WORK INSTRUCTION |
Please output the data below exactly as given, starting at its first line and stopping after the line that contains "Answer: (a) -0.3.".

EXTRACTED RECORDS |
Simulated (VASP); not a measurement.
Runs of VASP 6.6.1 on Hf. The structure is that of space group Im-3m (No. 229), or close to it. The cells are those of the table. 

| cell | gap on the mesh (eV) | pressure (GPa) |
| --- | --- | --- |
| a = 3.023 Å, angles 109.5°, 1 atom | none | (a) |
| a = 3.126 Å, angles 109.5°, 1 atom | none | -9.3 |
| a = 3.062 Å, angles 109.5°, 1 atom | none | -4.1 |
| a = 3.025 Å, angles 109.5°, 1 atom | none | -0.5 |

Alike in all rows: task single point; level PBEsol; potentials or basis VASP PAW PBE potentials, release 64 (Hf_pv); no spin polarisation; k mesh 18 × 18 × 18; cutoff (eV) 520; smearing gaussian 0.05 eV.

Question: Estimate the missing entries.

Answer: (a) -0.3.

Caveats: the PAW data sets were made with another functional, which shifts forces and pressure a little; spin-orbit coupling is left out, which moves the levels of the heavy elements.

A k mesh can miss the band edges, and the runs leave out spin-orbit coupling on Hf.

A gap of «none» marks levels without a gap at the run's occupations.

TASK SOLUTION |
Simulated (VASP); not a measurement.
Runs of VASP 6.6.1 on Hf. The structure is that of space group Im-3m (No. 229), or close to it. The cells are those of the table. 

| cell | gap on the mesh (eV) | pressure (GPa) |
| --- | --- | --- |
| a = 3.023 Å, angles 109.5°, 1 atom | none | (a) |
| a = 3.126 Å, angles 109.5°, 1 atom | none | -9.3 |
| a = 3.062 Å, angles 109.5°, 1 atom | none | -4.1 |
| a = 3.025 Å, angles 109.5°, 1 atom | none | -0.5 |

Alike in all rows: task single point; level PBEsol; potentials or basis VASP PAW PBE potentials, release 64 (Hf_pv); no spin polarisation; k mesh 18 × 18 × 18; cutoff (eV) 520; smearing gaussian 0.05 eV.

Question: Estimate the missing entries.

Answer: (a) -0.3.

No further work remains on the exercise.